◆ **Excerpted records**
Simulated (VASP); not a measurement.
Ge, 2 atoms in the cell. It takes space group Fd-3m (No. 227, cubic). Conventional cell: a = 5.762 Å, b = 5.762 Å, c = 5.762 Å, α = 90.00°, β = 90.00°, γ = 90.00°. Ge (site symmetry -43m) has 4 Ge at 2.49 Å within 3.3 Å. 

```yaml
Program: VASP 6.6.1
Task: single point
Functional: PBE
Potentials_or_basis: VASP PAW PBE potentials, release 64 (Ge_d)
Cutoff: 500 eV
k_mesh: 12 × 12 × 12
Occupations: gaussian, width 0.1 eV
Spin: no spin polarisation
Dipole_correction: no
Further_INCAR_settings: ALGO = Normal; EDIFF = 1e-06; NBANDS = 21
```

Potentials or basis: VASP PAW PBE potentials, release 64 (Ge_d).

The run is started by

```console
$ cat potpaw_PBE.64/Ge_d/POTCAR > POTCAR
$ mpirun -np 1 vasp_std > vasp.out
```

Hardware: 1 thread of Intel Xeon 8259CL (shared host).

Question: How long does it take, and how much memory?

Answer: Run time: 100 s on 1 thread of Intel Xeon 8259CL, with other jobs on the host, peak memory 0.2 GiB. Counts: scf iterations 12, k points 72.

◆ **Brief**
The required answer is the exact run of lines above starting at the line with "Hardware: 1 thread" and ending at the line with "Question: How long", with both ends present.

◆ **Expected answer**
Hardware: 1 thread of Intel Xeon 8259CL (shared host).

Question: How long does it take, and how much memory?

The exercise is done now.